(RECORDS SUPPLIED Opens)
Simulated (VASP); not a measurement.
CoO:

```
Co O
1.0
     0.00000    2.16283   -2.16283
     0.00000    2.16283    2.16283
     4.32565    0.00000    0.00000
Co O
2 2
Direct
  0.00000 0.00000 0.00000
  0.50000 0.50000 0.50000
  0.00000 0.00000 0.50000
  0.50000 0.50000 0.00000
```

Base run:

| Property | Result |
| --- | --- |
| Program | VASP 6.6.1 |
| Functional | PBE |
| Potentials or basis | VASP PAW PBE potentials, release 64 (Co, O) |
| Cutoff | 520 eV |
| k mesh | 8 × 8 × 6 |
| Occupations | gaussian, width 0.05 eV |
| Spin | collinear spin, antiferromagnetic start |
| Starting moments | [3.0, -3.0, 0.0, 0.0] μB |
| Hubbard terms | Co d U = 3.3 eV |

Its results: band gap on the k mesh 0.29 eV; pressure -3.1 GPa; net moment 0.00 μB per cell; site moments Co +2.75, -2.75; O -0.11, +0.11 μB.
(RECORDS SUPPLIED Closes)

▶ [REQUIRED ACTION]: Type the data out again, exactly.

▶ [WRITTEN ANSWER]:
Simulated (VASP); not a measurement.
CoO:

```
Co O
1.0
     0.00000    2.16283   -2.16283
     0.00000    2.16283    2.16283
     4.32565    0.00000    0.00000
Co O
2 2
Direct
  0.00000 0.00000 0.00000
  0.50000 0.50000 0.50000
  0.00000 0.00000 0.50000
  0.50000 0.50000 0.00000
```

Base run:

| Property | Result |
| --- | --- |
| Program | VASP 6.6.1 |
| Functional | PBE |
| Potentials or basis | VASP PAW PBE potentials, release 64 (Co, O) |
| Cutoff | 520 eV |
| k mesh | 8 × 8 × 6 |
| Occupations | gaussian, width 0.05 eV |
| Spin | collinear spin, antiferromagnetic start |
| Starting moments | [3.0, -3.0, 0.0, 0.0] μB |
| Hubbard terms | Co d U = 3.3 eV |

Its results: band gap on the k mesh 0.29 eV; pressure -3.1 GPa; net moment 0.00 μB per cell; site moments Co +2.75, -2.75; O -0.11, +0.11 μB.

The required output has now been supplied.